REQUIRED ACTION: Return, unaltered, every line from the beginning of the material below up to and including the one with "HCl | log p N₂ |".

★ ★ ★

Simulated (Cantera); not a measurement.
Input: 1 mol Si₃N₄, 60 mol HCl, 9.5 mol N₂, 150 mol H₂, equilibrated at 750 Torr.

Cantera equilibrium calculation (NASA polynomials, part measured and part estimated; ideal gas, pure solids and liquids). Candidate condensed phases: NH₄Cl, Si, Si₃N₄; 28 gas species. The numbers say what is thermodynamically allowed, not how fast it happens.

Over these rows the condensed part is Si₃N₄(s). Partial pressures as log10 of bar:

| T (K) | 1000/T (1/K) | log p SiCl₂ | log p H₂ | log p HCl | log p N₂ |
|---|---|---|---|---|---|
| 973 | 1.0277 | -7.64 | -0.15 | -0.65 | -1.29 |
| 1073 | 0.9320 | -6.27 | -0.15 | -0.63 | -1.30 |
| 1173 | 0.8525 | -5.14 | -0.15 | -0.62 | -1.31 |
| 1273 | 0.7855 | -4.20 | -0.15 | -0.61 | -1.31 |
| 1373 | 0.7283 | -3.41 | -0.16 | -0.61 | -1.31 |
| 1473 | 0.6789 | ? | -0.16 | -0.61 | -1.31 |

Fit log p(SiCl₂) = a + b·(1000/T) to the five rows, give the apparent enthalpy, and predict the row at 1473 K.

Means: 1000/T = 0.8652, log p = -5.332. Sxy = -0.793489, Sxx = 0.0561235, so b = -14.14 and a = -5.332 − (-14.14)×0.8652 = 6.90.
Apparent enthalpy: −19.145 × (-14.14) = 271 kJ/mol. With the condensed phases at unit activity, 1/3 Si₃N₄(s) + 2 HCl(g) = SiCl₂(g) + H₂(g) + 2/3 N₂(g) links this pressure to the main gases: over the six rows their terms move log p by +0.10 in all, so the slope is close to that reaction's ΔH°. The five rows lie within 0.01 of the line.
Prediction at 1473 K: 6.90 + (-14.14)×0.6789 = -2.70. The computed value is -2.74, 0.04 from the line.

★ ★ ★

TASK RESPONSE:
Simulated (Cantera); not a measurement.
Input: 1 mol Si₃N₄, 60 mol HCl, 9.5 mol N₂, 150 mol H₂, equilibrated at 750 Torr.

Cantera equilibrium calculation (NASA polynomials, part measured and part estimated; ideal gas, pure solids and liquids). Candidate condensed phases: NH₄Cl, Si, Si₃N₄; 28 gas species. The numbers say what is thermodynamically allowed, not how fast it happens.

Over these rows the condensed part is Si₃N₄(s). Partial pressures as log10 of bar:

| T (K) | 1000/T (1/K) | log p SiCl₂ | log p H₂ | log p HCl | log p N₂ |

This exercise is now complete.